▶ **EXTRACTED INFORMATION**:

================

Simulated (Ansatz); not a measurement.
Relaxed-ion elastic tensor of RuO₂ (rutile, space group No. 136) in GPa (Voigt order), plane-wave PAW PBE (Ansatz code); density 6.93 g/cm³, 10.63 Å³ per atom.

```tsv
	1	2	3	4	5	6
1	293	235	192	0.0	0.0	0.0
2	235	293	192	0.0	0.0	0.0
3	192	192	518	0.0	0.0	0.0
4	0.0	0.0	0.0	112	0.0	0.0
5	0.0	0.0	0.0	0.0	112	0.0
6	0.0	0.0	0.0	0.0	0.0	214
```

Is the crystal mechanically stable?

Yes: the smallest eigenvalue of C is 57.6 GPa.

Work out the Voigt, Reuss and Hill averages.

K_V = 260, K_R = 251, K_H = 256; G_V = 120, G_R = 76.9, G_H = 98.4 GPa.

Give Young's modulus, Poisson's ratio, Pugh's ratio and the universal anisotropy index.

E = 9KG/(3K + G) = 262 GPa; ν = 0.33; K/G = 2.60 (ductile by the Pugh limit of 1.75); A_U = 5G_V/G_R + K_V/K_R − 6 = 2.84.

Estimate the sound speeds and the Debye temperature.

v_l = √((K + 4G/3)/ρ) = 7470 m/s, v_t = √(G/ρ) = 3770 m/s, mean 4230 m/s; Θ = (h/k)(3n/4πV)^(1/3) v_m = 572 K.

================

Reproduce the whole listing without changing anything.

▶ **ANSWER BOX**:
Simulated (Ansatz); not a measurement.
Relaxed-ion elastic tensor of RuO₂ (rutile, space group No. 136) in GPa (Voigt order), plane-wave PAW PBE (Ansatz code); density 6.93 g/cm³, 10.63 Å³ per atom.

```tsv
	1	2	3	4	5	6
1	293	235	192	0.0	0.0	0.0
2	235	293	192	0.0	0.0	0.0
3	192	192	518	0.0	0.0	0.0
4	0.0	0.0	0.0	112	0.0	0.0
5	0.0	0.0	0.0	0.0	112	0.0
6	0.0	0.0	0.0	0.0	0.0	214
```

Is the crystal mechanically stable?

Yes: the smallest eigenvalue of C is 57.6 GPa.

Work out the Voigt, Reuss and Hill averages.

K_V = 260, K_R = 251, K_H = 256; G_V = 120, G_R = 76.9, G_H = 98.4 GPa.

Give Young's modulus, Poisson's ratio, Pugh's ratio and the universal anisotropy index.

E = 9KG/(3K + G) = 262 GPa; ν = 0.33; K/G = 2.60 (ductile by the Pugh limit of 1.75); A_U = 5G_V/G_R + K_V/K_R − 6 = 2.84.

Estimate the sound speeds and the Debye temperature.

v_l = √((K + 4G/3)/ρ) = 7470 m/s, v_t = √(G/ρ) = 3770 m/s, mean 4230 m/s; Θ = (h/k)(3n/4πV)^(1/3) v_m = 572 K.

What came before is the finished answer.